ASSIGNED TASK ->
This task calls for the complete listing below, reproduced exactly.

EXTRACTED DATA ->
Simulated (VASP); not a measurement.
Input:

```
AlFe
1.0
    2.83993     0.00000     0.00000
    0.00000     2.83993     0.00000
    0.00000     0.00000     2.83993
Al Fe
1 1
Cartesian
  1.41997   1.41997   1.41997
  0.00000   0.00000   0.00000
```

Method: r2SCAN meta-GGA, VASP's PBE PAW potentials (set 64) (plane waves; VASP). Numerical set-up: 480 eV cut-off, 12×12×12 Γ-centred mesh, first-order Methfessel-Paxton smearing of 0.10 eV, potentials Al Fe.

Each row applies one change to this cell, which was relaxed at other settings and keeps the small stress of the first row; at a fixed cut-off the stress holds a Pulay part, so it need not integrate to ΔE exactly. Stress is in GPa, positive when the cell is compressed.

EXPECTED ANSWER ->
Simulated (VASP); not a measurement.
Input:

```
AlFe
1.0
    2.83993     0.00000     0.00000
    0.00000     2.83993     0.00000
    0.00000     0.00000     2.83993
Al Fe
1 1
Cartesian
  1.41997   1.41997   1.41997
  0.00000   0.00000   0.00000
```

Method: r2SCAN meta-GGA, VASP's PBE PAW potentials (set 64) (plane waves; VASP). Numerical set-up: 480 eV cut-off, 12×12×12 Γ-centred mesh, first-order Methfessel-Paxton smearing of 0.10 eV, potentials Al Fe.

Each row applies one change to this cell, which was relaxed at other settings and keeps the small stress of the first row; at a fixed cut-off the stress holds a Pulay part, so it need not integrate to ΔE exactly. Stress is in GPa, positive when the cell is compressed.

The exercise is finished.